▸ Assigned task: Transcribe each record as written.

▸ Dataset excerpts:
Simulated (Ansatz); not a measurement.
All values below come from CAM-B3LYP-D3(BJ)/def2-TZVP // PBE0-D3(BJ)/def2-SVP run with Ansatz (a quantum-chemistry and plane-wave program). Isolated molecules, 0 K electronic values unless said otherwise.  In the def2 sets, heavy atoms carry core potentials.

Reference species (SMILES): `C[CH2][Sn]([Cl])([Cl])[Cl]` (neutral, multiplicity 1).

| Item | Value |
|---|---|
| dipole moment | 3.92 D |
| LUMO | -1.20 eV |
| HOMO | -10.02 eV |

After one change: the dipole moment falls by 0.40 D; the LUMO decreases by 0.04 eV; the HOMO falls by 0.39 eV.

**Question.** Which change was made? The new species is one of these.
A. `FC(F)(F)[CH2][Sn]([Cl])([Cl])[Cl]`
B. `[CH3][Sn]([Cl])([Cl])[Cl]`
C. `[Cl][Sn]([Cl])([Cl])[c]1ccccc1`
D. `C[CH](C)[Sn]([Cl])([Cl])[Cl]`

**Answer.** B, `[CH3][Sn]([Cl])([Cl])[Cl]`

▸ Your solution:
Simulated (Ansatz); not a measurement.
All values below come from CAM-B3LYP-D3(BJ)/def2-TZVP // PBE0-D3(BJ)/def2-SVP run with Ansatz (a quantum-chemistry and plane-wave program). Isolated molecules, 0 K electronic values unless said otherwise.  In the def2 sets, heavy atoms carry core potentials.

Reference species (SMILES): `C[CH2][Sn]([Cl])([Cl])[Cl]` (neutral, multiplicity 1).

| Item | Value |
|---|---|
| dipole moment | 3.92 D |
| LUMO | -1.20 eV |
| HOMO | -10.02 eV |

After one change: the dipole moment falls by 0.40 D; the LUMO decreases by 0.04 eV; the HOMO falls by 0.39 eV.

**Question.** Which change was made? The new species is one of these.
A. `FC(F)(F)[CH2][Sn]([Cl])([Cl])[Cl]`
B. `[CH3][Sn]([Cl])([Cl])[Cl]`
C. `[Cl][Sn]([Cl])([Cl])[c]1ccccc1`
D. `C[CH](C)[Sn]([Cl])([Cl])[Cl]`

**Answer.** B, `[CH3][Sn]([Cl])([Cl])[Cl]`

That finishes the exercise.